## Assigned task
Restate, word for word, the lines from the opening line of the data through the line containing "Alike in both", both included, and nothing else.

## Stored data
# # #
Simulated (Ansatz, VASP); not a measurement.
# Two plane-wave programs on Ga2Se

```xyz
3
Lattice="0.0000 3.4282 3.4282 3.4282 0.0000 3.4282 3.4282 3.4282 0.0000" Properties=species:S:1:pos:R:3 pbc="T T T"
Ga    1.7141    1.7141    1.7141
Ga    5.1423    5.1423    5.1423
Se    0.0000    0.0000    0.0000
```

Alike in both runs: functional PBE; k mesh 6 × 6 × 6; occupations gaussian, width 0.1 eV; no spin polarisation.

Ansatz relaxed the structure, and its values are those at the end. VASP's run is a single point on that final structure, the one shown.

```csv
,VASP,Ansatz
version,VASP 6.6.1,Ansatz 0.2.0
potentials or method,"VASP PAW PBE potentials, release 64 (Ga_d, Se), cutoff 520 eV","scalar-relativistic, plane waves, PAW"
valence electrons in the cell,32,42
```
# # #

## Task output
Simulated (Ansatz, VASP); not a measurement.
# Two plane-wave programs on Ga2Se

```xyz
3
Lattice="0.0000 3.4282 3.4282 3.4282 0.0000 3.4282 3.4282 3.4282 0.0000" Properties=species:S:1:pos:R:3 pbc="T T T"
Ga    1.7141    1.7141    1.7141
Ga    5.1423    5.1423    5.1423
Se    0.0000    0.0000    0.0000
```

Alike in both runs: functional PBE; k mesh 6 × 6 × 6; occupations gaussian, width 0.1 eV; no spin polarisation.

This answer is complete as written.